-*-

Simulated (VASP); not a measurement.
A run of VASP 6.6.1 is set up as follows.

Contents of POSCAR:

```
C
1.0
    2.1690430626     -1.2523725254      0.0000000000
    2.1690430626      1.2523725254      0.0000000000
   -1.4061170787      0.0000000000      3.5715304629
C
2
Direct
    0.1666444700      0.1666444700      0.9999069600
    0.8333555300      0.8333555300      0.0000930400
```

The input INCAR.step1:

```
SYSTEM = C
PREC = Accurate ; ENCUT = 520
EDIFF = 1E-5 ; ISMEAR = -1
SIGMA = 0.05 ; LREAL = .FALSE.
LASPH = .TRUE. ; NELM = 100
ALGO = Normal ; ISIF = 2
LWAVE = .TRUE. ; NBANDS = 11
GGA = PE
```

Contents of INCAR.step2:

-*-

- [REQUIRED ACTION] Repeat the listing above exactly. Add nothing.

- [TASK RESPONSE]
Simulated (VASP); not a measurement.
A run of VASP 6.6.1 is set up as follows.

Contents of POSCAR:

```
C
1.0
    2.1690430626     -1.2523725254      0.0000000000
    2.1690430626      1.2523725254      0.0000000000
   -1.4061170787      0.0000000000      3.5715304629
C
2
Direct
    0.1666444700      0.1666444700      0.9999069600
    0.8333555300      0.8333555300      0.0000930400
```

The input INCAR.step1:

```
SYSTEM = C
PREC = Accurate ; ENCUT = 520
EDIFF = 1E-5 ; ISMEAR = -1
SIGMA = 0.05 ; LREAL = .FALSE.
LASPH = .TRUE. ; NELM = 100
ALGO = Normal ; ISIF = 2
LWAVE = .TRUE. ; NBANDS = 11
GGA = PE
```

Contents of INCAR.step2:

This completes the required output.